> [GIVEN INFORMATION]:
◇ ◇ ◇ ◇ ◇

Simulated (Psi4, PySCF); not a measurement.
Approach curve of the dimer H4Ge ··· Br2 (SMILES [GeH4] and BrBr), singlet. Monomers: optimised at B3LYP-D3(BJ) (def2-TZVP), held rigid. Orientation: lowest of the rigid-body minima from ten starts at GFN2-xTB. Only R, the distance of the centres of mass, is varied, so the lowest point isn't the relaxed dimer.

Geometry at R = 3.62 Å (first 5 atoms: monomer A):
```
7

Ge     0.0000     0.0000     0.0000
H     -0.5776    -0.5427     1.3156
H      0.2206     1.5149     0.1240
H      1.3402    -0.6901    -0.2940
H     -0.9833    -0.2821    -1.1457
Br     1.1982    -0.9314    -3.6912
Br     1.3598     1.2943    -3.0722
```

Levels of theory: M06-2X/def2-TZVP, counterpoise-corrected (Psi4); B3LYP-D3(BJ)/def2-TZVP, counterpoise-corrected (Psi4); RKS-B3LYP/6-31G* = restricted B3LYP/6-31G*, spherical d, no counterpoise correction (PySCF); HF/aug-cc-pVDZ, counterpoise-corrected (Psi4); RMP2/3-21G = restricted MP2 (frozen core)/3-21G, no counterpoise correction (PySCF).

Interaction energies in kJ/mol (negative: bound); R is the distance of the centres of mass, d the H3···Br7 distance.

◇ ◇ ◇ ◇ ◇

> [WORK ITEM]: Output must consist only of the listing's lines from the first through the line with "Levels of theory: M06-2X/def2-TZVP, counterpoise-corrected", reproduced word for word.

> [EXERCISE OUTPUT]:
Simulated (Psi4, PySCF); not a measurement.
Approach curve of the dimer H4Ge ··· Br2 (SMILES [GeH4] and BrBr), singlet. Monomers: optimised at B3LYP-D3(BJ) (def2-TZVP), held rigid. Orientation: lowest of the rigid-body minima from ten starts at GFN2-xTB. Only R, the distance of the centres of mass, is varied, so the lowest point isn't the relaxed dimer.

Geometry at R = 3.62 Å (first 5 atoms: monomer A):
```
7

Ge     0.0000     0.0000     0.0000
H     -0.5776    -0.5427     1.3156
H      0.2206     1.5149     0.1240
H      1.3402    -0.6901    -0.2940
H     -0.9833    -0.2821    -1.1457
Br     1.1982    -0.9314    -3.6912
Br     1.3598     1.2943    -3.0722
```

Levels of theory: M06-2X/def2-TZVP, counterpoise-corrected (Psi4); B3LYP-D3(BJ)/def2-TZVP, counterpoise-corrected (Psi4); RKS-B3LYP/6-31G* = restricted B3LYP/6-31G*, spherical d, no counterpoise correction (PySCF); HF/aug-cc-pVDZ, counterpoise-corrected (Psi4); RMP2/3-21G = restricted MP2 (frozen core)/3-21G, no counterpoise correction (PySCF).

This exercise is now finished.